[TASK ITEM]: Return, unaltered, every line from the beginning of the material below up to and including the one with "Wall time 43".

....

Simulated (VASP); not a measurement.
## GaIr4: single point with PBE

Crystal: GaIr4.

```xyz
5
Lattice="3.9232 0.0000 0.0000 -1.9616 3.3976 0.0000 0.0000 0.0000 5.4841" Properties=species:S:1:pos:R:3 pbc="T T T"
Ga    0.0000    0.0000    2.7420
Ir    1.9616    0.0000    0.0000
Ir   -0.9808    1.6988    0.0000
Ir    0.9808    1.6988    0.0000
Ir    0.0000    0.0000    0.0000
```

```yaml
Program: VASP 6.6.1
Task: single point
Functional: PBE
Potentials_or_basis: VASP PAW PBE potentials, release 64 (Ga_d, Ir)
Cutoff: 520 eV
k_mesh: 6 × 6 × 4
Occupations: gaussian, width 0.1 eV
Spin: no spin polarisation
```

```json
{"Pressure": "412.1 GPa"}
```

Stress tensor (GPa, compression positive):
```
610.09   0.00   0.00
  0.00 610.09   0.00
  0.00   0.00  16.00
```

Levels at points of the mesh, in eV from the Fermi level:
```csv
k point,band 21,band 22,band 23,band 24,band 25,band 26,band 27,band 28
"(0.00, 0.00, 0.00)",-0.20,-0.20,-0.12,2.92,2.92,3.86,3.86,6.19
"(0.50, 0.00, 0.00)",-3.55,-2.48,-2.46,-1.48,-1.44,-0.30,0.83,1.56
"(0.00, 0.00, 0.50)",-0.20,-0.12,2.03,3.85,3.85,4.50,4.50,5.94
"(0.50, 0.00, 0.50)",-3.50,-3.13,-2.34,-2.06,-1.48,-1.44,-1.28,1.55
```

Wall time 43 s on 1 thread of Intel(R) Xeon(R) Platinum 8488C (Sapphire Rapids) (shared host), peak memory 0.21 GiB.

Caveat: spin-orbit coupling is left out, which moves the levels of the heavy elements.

....

[SOLUTION]:
Simulated (VASP); not a measurement.
## GaIr4: single point with PBE

Crystal: GaIr4.

```xyz
5
Lattice="3.9232 0.0000 0.0000 -1.9616 3.3976 0.0000 0.0000 0.0000 5.4841" Properties=species:S:1:pos:R:3 pbc="T T T"
Ga    0.0000    0.0000    2.7420
Ir    1.9616    0.0000    0.0000
Ir   -0.9808    1.6988    0.0000
Ir    0.9808    1.6988    0.0000
Ir    0.0000    0.0000    0.0000
```

```yaml
Program: VASP 6.6.1
Task: single point
Functional: PBE
Potentials_or_basis: VASP PAW PBE potentials, release 64 (Ga_d, Ir)
Cutoff: 520 eV
k_mesh: 6 × 6 × 4
Occupations: gaussian, width 0.1 eV
Spin: no spin polarisation
```

```json
{"Pressure": "412.1 GPa"}
```

Stress tensor (GPa, compression positive):
```
610.09   0.00   0.00
  0.00 610.09   0.00
  0.00   0.00  16.00
```

Levels at points of the mesh, in eV from the Fermi level:
```csv
k point,band 21,band 22,band 23,band 24,band 25,band 26,band 27,band 28
"(0.00, 0.00, 0.00)",-0.20,-0.20,-0.12,2.92,2.92,3.86,3.86,6.19
"(0.50, 0.00, 0.00)",-3.55,-2.48,-2.46,-1.48,-1.44,-0.30,0.83,1.56
"(0.00, 0.00, 0.50)",-0.20,-0.12,2.03,3.85,3.85,4.50,4.50,5.94
"(0.50, 0.00, 0.50)",-3.50,-3.13,-2.34,-2.06,-1.48,-1.44,-1.28,1.55
```

Wall time 43 s on 1 thread of Intel(R) Xeon(R) Platinum 8488C (Sapphire Rapids) (shared host), peak memory 0.21 GiB.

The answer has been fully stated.